▸ **REQUIREMENT**: Below are lines of data, and only some are wanted. Please repeat exactly those from the line that has "The system is ZnSe." through the line that has "C (7.4 s), B (21 s), A (100 s).".

● ● ●

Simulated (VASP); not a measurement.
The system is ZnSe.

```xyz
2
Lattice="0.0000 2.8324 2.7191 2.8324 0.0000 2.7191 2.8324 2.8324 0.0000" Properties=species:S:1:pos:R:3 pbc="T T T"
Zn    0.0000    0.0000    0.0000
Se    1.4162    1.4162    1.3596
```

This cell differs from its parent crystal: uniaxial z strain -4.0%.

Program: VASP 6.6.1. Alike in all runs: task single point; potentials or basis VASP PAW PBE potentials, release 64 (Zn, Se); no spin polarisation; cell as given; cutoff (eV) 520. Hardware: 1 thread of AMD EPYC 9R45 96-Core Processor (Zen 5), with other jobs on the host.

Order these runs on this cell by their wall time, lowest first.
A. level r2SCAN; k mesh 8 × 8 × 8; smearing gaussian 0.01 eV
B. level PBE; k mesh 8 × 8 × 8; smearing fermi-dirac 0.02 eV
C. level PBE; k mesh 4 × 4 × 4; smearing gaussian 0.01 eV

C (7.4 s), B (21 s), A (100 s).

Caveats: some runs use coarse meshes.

● ● ●

▸ **YOUR RESPONSE**:
The system is ZnSe.

```xyz
2
Lattice="0.0000 2.8324 2.7191 2.8324 0.0000 2.7191 2.8324 2.8324 0.0000" Properties=species:S:1:pos:R:3 pbc="T T T"
Zn    0.0000    0.0000    0.0000
Se    1.4162    1.4162    1.3596
```

This cell differs from its parent crystal: uniaxial z strain -4.0%.

Program: VASP 6.6.1. Alike in all runs: task single point; potentials or basis VASP PAW PBE potentials, release 64 (Zn, Se); no spin polarisation; cell as given; cutoff (eV) 520. Hardware: 1 thread of AMD EPYC 9R45 96-Core Processor (Zen 5), with other jobs on the host.

Order these runs on this cell by their wall time, lowest first.
A. level r2SCAN; k mesh 8 × 8 × 8; smearing gaussian 0.01 eV
B. level PBE; k mesh 8 × 8 × 8; smearing fermi-dirac 0.02 eV
C. level PBE; k mesh 4 × 4 × 4; smearing gaussian 0.01 eV

C (7.4 s), B (21 s), A (100 s).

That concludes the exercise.